#### ASSIGNMENT:
I would like you to restate each record word for word.

#### GIVEN DATA:
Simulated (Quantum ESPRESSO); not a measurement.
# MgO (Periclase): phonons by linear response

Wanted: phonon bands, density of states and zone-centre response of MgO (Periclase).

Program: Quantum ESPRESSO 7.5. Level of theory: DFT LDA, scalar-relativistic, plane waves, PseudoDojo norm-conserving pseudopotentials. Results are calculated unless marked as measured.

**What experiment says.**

#### WRITTEN RESPONSE:
Simulated (Quantum ESPRESSO); not a measurement.
# MgO (Periclase): phonons by linear response

Wanted: phonon bands, density of states and zone-centre response of MgO (Periclase).

Program: Quantum ESPRESSO 7.5. Level of theory: DFT LDA, scalar-relativistic, plane waves, PseudoDojo norm-conserving pseudopotentials. Results are calculated unless marked as measured.

**What experiment says.**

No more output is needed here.